• Study material:
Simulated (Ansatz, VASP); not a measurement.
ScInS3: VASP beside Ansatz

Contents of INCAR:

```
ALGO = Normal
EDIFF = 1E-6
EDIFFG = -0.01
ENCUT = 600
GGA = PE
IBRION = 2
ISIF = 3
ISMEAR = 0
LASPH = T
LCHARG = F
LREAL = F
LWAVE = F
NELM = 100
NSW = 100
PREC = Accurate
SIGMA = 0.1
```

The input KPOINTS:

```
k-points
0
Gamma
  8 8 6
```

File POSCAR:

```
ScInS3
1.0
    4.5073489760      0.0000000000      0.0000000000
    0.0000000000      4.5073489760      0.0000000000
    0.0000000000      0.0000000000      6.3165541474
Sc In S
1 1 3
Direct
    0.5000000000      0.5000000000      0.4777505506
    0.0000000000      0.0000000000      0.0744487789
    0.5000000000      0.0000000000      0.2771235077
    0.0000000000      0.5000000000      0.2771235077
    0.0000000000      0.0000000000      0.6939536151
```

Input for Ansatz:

• Task item:
I'd like all of the entries written out again exactly as they appear above.

• Solution:
Simulated (Ansatz, VASP); not a measurement.
ScInS3: VASP beside Ansatz

Contents of INCAR:

```
ALGO = Normal
EDIFF = 1E-6
EDIFFG = -0.01
ENCUT = 600
GGA = PE
IBRION = 2
ISIF = 3
ISMEAR = 0
LASPH = T
LCHARG = F
LREAL = F
LWAVE = F
NELM = 100
NSW = 100
PREC = Accurate
SIGMA = 0.1
```

The input KPOINTS:

```
k-points
0
Gamma
  8 8 6
```

File POSCAR:

```
ScInS3
1.0
    4.5073489760      0.0000000000      0.0000000000
    0.0000000000      4.5073489760      0.0000000000
    0.0000000000      0.0000000000      6.3165541474
Sc In S
1 1 3
Direct
    0.5000000000      0.5000000000      0.4777505506
    0.0000000000      0.0000000000      0.0744487789
    0.5000000000      0.0000000000      0.2771235077
    0.0000000000      0.5000000000      0.2771235077
    0.0000000000      0.0000000000      0.6939536151
```

Input for Ansatz:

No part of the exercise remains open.